** Opening Source data block **
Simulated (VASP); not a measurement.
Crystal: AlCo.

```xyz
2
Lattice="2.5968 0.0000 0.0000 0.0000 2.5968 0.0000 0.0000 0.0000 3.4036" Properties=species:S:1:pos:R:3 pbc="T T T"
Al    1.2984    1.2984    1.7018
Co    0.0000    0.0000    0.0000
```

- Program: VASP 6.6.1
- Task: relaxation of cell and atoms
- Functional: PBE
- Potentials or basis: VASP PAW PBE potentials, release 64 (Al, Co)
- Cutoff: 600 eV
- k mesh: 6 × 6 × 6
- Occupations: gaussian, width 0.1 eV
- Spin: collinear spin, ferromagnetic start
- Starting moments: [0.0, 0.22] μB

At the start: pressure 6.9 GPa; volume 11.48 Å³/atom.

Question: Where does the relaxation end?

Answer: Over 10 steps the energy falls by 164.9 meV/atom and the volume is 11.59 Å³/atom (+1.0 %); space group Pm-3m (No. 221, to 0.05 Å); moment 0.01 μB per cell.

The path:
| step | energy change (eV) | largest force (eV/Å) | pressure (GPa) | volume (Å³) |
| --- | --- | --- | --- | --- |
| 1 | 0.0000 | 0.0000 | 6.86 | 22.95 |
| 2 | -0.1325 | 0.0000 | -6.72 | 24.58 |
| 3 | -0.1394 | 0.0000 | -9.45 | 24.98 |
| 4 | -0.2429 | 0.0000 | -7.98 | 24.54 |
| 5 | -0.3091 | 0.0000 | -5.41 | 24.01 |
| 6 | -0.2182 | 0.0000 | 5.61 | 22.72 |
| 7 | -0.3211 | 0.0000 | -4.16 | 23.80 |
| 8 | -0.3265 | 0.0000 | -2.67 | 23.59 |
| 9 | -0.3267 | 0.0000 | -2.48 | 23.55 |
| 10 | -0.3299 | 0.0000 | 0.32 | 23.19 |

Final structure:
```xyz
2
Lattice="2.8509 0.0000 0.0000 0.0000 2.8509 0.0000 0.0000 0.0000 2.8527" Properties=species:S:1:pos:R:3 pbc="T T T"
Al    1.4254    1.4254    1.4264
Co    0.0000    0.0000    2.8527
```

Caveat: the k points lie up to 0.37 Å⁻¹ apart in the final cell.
** Closing Source data block **

- Work instruction -
Produce only the lines from the line containing "Answer: Over 10" through the line containing "-4.16 | 23.80 |", inclusive of both, exactly as they stand in the entries above.

- Exercise output -
Answer: Over 10 steps the energy falls by 164.9 meV/atom and the volume is 11.59 Å³/atom (+1.0 %); space group Pm-3m (No. 221, to 0.05 Å); moment 0.01 μB per cell.

The path:
| step | energy change (eV) | largest force (eV/Å) | pressure (GPa) | volume (Å³) |
| --- | --- | --- | --- | --- |
| 1 | 0.0000 | 0.0000 | 6.86 | 22.95 |
| 2 | -0.1325 | 0.0000 | -6.72 | 24.58 |
| 3 | -0.1394 | 0.0000 | -9.45 | 24.98 |
| 4 | -0.2429 | 0.0000 | -7.98 | 24.54 |
| 5 | -0.3091 | 0.0000 | -5.41 | 24.01 |
| 6 | -0.2182 | 0.0000 | 5.61 | 22.72 |
| 7 | -0.3211 | 0.0000 | -4.16 | 23.80 |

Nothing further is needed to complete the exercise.